--- Exercise ---
From the top of the records below down to the line containing "## (1) The system as given", reproduce every line exactly.

[Dataset excerpts Boundary: Start]

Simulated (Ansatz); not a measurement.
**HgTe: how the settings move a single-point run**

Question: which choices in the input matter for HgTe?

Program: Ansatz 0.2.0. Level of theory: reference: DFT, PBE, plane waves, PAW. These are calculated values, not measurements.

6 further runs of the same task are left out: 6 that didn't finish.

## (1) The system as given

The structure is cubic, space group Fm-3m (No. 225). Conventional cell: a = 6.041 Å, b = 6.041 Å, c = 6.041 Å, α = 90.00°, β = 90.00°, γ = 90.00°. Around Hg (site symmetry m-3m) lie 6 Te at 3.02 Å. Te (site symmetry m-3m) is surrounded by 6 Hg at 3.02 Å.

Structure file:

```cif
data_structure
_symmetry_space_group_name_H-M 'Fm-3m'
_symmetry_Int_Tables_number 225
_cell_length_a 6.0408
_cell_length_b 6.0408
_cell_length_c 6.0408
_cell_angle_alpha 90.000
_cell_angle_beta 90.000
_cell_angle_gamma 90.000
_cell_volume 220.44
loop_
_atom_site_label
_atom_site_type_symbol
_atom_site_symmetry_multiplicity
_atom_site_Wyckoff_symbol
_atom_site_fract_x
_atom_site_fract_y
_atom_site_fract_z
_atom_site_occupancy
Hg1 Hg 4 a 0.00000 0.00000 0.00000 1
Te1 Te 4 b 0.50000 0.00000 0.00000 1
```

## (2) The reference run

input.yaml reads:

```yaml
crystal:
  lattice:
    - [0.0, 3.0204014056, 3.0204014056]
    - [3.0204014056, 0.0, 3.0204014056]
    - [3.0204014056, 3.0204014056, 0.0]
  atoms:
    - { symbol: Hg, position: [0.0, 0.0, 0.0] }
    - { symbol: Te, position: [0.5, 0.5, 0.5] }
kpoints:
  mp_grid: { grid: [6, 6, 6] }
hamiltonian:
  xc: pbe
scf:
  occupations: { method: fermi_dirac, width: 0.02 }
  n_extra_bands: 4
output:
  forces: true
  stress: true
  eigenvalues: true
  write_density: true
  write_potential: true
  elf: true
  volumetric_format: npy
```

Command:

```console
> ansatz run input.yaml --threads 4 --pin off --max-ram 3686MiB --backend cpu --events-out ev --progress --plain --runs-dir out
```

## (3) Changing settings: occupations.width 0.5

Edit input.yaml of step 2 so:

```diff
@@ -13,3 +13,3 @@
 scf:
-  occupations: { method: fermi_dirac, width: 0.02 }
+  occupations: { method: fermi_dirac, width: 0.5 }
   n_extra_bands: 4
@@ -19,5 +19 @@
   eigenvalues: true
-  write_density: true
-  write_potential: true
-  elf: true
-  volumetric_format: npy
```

[Dataset excerpts Boundary: End]

--- Response area ---
Simulated (Ansatz); not a measurement.
**HgTe: how the settings move a single-point run**

Question: which choices in the input matter for HgTe?

Program: Ansatz 0.2.0. Level of theory: reference: DFT, PBE, plane waves, PAW. These are calculated values, not measurements.

6 further runs of the same task are left out: 6 that didn't finish.

## (1) The system as given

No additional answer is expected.